#### [WORK ORDER]
Go through the listing below from its first line and repeat each line exactly, ending at the line containing "Q: What does" and including it.

#### [EXCERPTED RECORDS]
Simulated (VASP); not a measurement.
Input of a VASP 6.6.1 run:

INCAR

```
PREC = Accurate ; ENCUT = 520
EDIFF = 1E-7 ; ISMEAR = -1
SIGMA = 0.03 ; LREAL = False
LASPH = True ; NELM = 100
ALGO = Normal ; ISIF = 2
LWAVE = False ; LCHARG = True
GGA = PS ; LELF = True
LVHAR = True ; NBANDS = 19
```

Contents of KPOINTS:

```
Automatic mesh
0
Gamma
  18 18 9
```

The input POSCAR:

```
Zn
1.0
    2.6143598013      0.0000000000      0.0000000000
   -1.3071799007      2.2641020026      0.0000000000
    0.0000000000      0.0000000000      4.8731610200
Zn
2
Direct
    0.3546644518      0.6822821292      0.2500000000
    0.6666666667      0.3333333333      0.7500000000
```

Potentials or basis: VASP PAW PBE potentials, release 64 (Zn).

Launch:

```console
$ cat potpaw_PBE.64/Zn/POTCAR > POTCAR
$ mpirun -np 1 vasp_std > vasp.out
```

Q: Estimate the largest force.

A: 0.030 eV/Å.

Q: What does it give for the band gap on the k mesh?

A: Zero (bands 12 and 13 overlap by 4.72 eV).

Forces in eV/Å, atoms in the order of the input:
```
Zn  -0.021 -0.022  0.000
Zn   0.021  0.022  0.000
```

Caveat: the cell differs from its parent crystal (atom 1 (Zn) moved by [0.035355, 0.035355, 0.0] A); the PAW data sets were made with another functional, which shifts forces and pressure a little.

#### [RESPONSE BOX]
Simulated (VASP); not a measurement.
Input of a VASP 6.6.1 run:

INCAR

```
PREC = Accurate ; ENCUT = 520
EDIFF = 1E-7 ; ISMEAR = -1
SIGMA = 0.03 ; LREAL = False
LASPH = True ; NELM = 100
ALGO = Normal ; ISIF = 2
LWAVE = False ; LCHARG = True
GGA = PS ; LELF = True
LVHAR = True ; NBANDS = 19
```

Contents of KPOINTS:

```
Automatic mesh
0
Gamma
  18 18 9
```

The input POSCAR:

```
Zn
1.0
    2.6143598013      0.0000000000      0.0000000000
   -1.3071799007      2.2641020026      0.0000000000
    0.0000000000      0.0000000000      4.8731610200
Zn
2
Direct
    0.3546644518      0.6822821292      0.2500000000
    0.6666666667      0.3333333333      0.7500000000
```

Potentials or basis: VASP PAW PBE potentials, release 64 (Zn).

Launch:

```console
$ cat potpaw_PBE.64/Zn/POTCAR > POTCAR
$ mpirun -np 1 vasp_std > vasp.out
```

Q: Estimate the largest force.

A: 0.030 eV/Å.

Q: What does it give for the band gap on the k mesh?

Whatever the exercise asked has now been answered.